··· Information ···

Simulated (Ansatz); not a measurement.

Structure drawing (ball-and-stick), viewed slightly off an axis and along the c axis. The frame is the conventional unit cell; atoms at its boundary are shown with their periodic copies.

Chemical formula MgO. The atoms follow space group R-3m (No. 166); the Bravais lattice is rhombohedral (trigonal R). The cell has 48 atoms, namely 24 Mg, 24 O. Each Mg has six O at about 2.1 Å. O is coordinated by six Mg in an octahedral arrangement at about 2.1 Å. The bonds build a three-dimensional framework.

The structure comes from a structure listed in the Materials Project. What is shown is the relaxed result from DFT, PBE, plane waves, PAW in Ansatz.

···

### Assignment
In full and word for word, write out the data above.

### Exercise answer
Simulated (Ansatz); not a measurement.

Structure drawing (ball-and-stick), viewed slightly off an axis and along the c axis. The frame is the conventional unit cell; atoms at its boundary are shown with their periodic copies.

Chemical formula MgO. The atoms follow space group R-3m (No. 166); the Bravais lattice is rhombohedral (trigonal R). The cell has 48 atoms, namely 24 Mg, 24 O. Each Mg has six O at about 2.1 Å. O is coordinated by six Mg in an octahedral arrangement at about 2.1 Å. The bonds build a three-dimensional framework.

The structure comes from a structure listed in the Materials Project. What is shown is the relaxed result from DFT, PBE, plane waves, PAW in Ansatz.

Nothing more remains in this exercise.